▶ _REQUIREMENT_: Here the job is to return only the lines of the material, exactly, from the first one to the line with "## Transmission at E = -0.45 eV".

********

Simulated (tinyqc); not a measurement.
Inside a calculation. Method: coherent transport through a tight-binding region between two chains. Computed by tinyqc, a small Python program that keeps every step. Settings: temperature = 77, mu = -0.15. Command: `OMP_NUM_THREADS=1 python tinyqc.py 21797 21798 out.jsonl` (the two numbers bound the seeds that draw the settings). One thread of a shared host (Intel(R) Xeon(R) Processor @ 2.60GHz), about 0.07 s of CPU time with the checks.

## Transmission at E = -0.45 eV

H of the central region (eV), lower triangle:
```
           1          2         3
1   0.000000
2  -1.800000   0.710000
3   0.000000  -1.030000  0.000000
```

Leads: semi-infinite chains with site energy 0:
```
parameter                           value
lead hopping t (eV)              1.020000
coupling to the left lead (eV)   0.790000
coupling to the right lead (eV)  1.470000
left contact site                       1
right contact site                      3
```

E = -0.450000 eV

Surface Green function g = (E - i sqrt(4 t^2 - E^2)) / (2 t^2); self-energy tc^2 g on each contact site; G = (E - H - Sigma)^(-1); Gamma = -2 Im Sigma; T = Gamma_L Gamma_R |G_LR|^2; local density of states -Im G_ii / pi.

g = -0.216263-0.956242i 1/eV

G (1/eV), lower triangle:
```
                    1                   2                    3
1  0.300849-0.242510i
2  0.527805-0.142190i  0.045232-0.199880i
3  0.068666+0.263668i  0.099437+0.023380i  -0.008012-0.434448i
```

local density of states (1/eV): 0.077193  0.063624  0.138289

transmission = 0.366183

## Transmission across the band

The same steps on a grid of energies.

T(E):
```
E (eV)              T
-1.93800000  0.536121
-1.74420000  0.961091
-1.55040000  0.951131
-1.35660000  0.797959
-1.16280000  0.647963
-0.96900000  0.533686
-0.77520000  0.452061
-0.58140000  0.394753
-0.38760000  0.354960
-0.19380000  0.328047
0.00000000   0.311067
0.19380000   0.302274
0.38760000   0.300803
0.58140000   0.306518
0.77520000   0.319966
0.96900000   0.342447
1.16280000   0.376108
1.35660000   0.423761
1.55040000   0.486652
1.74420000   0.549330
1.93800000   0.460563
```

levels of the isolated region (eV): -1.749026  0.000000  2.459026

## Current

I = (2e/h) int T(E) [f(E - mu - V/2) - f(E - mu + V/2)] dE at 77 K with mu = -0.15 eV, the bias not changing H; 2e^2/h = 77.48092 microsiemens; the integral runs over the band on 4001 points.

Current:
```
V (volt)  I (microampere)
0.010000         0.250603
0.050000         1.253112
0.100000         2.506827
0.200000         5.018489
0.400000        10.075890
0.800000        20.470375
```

********

▶ _ANSWER BOX_:
Simulated (tinyqc); not a measurement.
Inside a calculation. Method: coherent transport through a tight-binding region between two chains. Computed by tinyqc, a small Python program that keeps every step. Settings: temperature = 77, mu = -0.15. Command: `OMP_NUM_THREADS=1 python tinyqc.py 21797 21798 out.jsonl` (the two numbers bound the seeds that draw the settings). One thread of a shared host (Intel(R) Xeon(R) Processor @ 2.60GHz), about 0.07 s of CPU time with the checks.

## Transmission at E = -0.45 eV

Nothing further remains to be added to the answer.